ASSIGNMENT
Only the lines from the opening of the material through the one containing "Model: Pitzer model, pitzer.dat, run" should be reproduced, each exactly as it stands.

————

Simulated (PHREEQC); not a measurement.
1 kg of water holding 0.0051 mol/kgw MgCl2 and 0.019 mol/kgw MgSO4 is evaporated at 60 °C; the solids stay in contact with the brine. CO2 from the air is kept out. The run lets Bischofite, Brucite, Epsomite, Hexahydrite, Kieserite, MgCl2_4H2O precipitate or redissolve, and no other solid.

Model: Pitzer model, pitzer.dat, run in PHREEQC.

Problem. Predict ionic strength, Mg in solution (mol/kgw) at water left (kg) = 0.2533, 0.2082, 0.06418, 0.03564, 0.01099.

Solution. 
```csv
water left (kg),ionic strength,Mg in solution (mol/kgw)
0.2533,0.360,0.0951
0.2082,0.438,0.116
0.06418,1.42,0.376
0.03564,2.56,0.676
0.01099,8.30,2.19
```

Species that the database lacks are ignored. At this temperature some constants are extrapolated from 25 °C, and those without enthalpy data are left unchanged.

————

RESPONSE BOX
Simulated (PHREEQC); not a measurement.
1 kg of water holding 0.0051 mol/kgw MgCl2 and 0.019 mol/kgw MgSO4 is evaporated at 60 °C; the solids stay in contact with the brine. CO2 from the air is kept out. The run lets Bischofite, Brucite, Epsomite, Hexahydrite, Kieserite, MgCl2_4H2O precipitate or redissolve, and no other solid.

Model: Pitzer model, pitzer.dat, run in PHREEQC.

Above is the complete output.